* **Work item**
For the entries below, repeat exactly each line starting with the one that contains "Runs on InSe." and going on through the one that contains "All numbers are", and no others.

☆ ☆ ☆

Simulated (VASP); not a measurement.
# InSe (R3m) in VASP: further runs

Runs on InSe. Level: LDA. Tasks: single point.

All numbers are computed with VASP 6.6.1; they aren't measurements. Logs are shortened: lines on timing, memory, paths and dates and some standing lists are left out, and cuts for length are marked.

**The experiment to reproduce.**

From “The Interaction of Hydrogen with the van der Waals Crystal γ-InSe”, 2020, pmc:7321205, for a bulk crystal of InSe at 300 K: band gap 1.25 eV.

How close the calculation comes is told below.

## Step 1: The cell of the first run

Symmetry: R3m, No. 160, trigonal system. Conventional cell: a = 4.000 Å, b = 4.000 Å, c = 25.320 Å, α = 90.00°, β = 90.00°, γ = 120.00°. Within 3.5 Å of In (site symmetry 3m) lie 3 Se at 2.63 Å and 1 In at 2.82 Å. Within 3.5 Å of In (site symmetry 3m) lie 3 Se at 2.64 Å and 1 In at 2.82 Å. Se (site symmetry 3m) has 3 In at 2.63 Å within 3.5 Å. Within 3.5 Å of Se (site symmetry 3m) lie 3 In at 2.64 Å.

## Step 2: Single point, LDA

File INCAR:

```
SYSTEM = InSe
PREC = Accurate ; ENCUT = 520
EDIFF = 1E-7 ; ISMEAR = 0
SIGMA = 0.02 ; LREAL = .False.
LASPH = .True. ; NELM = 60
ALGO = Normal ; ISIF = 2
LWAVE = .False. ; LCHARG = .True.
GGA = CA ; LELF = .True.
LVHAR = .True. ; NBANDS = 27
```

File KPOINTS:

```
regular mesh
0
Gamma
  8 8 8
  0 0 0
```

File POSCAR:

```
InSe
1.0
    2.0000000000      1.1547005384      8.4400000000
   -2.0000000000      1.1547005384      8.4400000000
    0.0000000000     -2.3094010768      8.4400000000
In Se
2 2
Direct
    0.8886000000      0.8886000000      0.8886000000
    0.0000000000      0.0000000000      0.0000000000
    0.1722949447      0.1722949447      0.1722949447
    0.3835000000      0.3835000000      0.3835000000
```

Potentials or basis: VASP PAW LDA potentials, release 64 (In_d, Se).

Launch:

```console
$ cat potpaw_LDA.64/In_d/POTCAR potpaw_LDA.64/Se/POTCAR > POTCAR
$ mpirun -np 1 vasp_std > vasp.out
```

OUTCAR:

☆ ☆ ☆

* **Task result**
Runs on InSe. Level: LDA. Tasks: single point.

All numbers are computed with VASP 6.6.1; they aren't measurements. Logs are shortened: lines on timing, memory, paths and dates and some standing lists are left out, and cuts for length are marked.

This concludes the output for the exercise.